#### Data for analysis:
------------

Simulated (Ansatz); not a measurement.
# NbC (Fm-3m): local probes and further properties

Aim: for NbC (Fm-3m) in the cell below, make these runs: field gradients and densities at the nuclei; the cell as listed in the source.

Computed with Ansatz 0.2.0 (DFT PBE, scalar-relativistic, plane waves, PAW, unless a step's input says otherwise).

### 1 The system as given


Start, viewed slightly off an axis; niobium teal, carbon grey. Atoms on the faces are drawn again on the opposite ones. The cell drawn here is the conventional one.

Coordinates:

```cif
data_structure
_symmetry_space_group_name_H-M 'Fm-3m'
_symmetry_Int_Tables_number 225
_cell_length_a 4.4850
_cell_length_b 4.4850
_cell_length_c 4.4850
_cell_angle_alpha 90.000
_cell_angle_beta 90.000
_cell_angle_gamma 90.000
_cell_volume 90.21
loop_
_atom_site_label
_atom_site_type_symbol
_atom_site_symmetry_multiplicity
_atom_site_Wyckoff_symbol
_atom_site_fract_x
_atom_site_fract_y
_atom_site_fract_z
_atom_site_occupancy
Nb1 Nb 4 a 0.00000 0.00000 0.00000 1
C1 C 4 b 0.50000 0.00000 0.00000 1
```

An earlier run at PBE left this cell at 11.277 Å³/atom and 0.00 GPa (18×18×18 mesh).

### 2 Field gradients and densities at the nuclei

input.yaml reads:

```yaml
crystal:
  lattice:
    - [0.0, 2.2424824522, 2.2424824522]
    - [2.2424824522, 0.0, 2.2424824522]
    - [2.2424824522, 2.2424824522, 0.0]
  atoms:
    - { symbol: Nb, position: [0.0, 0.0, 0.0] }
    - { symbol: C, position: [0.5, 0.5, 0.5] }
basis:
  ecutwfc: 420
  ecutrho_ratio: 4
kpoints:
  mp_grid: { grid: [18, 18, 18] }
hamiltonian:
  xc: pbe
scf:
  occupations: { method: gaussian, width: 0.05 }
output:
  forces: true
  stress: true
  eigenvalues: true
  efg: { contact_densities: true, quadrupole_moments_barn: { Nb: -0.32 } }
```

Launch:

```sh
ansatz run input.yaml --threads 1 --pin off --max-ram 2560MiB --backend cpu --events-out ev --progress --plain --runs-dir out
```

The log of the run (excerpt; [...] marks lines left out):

------------

#### Action item:
Without changing anything, quote the lines from the top of the data to the line that contains "### 1 The system as given", including that line.

#### Your response:
Simulated (Ansatz); not a measurement.
# NbC (Fm-3m): local probes and further properties

Aim: for NbC (Fm-3m) in the cell below, make these runs: field gradients and densities at the nuclei; the cell as listed in the source.

Computed with Ansatz 0.2.0 (DFT PBE, scalar-relativistic, plane waves, PAW, unless a step's input says otherwise).

### 1 The system as given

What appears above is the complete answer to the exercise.